Assigned task | Please give back, word for word, only the lines starting at the one containing "0.0 | 8.41 |" and ending at the one containing "none | 0.0 | (b) |" within the material below.

Supplied entries |
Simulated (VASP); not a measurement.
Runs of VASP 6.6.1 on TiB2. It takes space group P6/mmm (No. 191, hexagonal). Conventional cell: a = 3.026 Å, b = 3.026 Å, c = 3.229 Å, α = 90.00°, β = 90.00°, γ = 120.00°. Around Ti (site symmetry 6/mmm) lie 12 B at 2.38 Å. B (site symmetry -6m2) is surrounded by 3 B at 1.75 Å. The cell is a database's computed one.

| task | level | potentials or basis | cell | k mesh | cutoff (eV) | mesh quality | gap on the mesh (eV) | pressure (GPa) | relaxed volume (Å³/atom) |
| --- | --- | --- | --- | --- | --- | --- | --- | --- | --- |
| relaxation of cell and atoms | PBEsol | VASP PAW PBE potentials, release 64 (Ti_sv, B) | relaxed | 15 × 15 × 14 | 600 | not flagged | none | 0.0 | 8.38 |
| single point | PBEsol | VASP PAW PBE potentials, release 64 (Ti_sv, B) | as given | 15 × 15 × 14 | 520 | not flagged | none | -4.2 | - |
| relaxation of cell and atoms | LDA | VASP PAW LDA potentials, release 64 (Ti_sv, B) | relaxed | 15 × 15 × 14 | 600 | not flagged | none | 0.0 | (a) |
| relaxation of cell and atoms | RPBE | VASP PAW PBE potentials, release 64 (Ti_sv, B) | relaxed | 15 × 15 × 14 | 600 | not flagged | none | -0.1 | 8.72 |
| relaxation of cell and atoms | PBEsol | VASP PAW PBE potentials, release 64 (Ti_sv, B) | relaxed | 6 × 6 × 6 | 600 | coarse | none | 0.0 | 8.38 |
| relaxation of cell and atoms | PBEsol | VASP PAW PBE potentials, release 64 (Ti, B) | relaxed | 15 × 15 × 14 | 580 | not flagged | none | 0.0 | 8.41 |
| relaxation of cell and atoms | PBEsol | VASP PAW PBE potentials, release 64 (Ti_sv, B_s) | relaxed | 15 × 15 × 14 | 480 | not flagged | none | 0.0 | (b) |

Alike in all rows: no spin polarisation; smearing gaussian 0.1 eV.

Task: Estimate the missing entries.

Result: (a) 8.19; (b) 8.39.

Task answer |
| relaxation of cell and atoms | PBEsol | VASP PAW PBE potentials, release 64 (Ti, B) | relaxed | 15 × 15 × 14 | 580 | not flagged | none | 0.0 | 8.41 |
| relaxation of cell and atoms | PBEsol | VASP PAW PBE potentials, release 64 (Ti_sv, B_s) | relaxed | 15 × 15 × 14 | 480 | not flagged | none | 0.0 | (b) |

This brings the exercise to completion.